RECORDS SUPPLIED:
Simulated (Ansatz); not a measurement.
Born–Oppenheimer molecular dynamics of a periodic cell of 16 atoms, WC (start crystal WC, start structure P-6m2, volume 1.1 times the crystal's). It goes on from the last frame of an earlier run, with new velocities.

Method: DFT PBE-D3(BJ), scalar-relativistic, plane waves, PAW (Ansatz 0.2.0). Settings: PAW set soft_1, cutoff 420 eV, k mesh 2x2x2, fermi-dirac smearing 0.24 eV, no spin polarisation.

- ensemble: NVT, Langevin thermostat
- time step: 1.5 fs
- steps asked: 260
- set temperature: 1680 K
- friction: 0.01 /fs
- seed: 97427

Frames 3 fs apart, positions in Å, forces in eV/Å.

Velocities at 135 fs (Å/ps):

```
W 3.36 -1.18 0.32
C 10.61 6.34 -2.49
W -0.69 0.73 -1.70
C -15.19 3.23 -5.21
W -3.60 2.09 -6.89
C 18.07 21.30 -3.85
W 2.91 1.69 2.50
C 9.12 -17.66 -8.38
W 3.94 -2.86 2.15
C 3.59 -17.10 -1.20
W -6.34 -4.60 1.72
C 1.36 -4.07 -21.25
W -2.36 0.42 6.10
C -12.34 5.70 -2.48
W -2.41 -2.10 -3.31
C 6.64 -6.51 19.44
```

WORK REQUEST: Return each entry from the material above exactly as it appears.

YOUR RESPONSE:
Simulated (Ansatz); not a measurement.
Born–Oppenheimer molecular dynamics of a periodic cell of 16 atoms, WC (start crystal WC, start structure P-6m2, volume 1.1 times the crystal's). It goes on from the last frame of an earlier run, with new velocities.

Method: DFT PBE-D3(BJ), scalar-relativistic, plane waves, PAW (Ansatz 0.2.0). Settings: PAW set soft_1, cutoff 420 eV, k mesh 2x2x2, fermi-dirac smearing 0.24 eV, no spin polarisation.

- ensemble: NVT, Langevin thermostat
- time step: 1.5 fs
- steps asked: 260
- set temperature: 1680 K
- friction: 0.01 /fs
- seed: 97427

Frames 3 fs apart, positions in Å, forces in eV/Å.

Velocities at 135 fs (Å/ps):

```
W 3.36 -1.18 0.32
C 10.61 6.34 -2.49
W -0.69 0.73 -1.70
C -15.19 3.23 -5.21
W -3.60 2.09 -6.89
C 18.07 21.30 -3.85
W 2.91 1.69 2.50
C 9.12 -17.66 -8.38
W 3.94 -2.86 2.15
C 3.59 -17.10 -1.20
W -6.34 -4.60 1.72
C 1.36 -4.07 -21.25
W -2.36 0.42 6.10
C -12.34 5.70 -2.48
W -2.41 -2.10 -3.31
C 6.64 -6.51 19.44
```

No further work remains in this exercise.